Work request: Lines to return, exactly: from the line with "k meshes: fluorite" to the line with "Task: Would fluorite" in the entries below, both included.

[Start of Attachment]

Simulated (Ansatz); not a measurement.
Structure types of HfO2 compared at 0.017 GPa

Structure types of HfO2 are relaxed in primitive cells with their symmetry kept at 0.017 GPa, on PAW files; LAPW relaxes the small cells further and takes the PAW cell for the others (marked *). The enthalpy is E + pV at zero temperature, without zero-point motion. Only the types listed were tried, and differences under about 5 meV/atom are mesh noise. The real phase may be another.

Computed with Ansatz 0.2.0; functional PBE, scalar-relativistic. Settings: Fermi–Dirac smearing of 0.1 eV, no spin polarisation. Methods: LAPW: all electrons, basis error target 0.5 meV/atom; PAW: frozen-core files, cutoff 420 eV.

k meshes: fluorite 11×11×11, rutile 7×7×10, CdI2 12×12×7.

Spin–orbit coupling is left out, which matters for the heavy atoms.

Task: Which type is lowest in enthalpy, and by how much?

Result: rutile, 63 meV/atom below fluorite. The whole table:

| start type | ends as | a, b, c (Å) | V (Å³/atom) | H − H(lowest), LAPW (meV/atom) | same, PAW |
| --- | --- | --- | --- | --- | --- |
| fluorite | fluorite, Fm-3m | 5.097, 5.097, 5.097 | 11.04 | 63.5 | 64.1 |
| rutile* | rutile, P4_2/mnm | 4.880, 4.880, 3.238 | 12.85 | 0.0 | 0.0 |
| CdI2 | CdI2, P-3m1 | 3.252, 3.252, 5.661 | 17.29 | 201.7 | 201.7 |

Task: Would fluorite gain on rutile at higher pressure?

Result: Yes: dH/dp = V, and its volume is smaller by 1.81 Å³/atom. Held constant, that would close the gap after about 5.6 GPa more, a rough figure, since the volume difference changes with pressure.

[End of Attachment]

Exercise answer:
k meshes: fluorite 11×11×11, rutile 7×7×10, CdI2 12×12×7.

Spin–orbit coupling is left out, which matters for the heavy atoms.

Task: Which type is lowest in enthalpy, and by how much?

Result: rutile, 63 meV/atom below fluorite. The whole table:

| start type | ends as | a, b, c (Å) | V (Å³/atom) | H − H(lowest), LAPW (meV/atom) | same, PAW |
| --- | --- | --- | --- | --- | --- |
| fluorite | fluorite, Fm-3m | 5.097, 5.097, 5.097 | 11.04 | 63.5 | 64.1 |
| rutile* | rutile, P4_2/mnm | 4.880, 4.880, 3.238 | 12.85 | 0.0 | 0.0 |
| CdI2 | CdI2, P-3m1 | 3.252, 3.252, 5.661 | 17.29 | 201.7 | 201.7 |

Task: Would fluorite gain on rutile at higher pressure?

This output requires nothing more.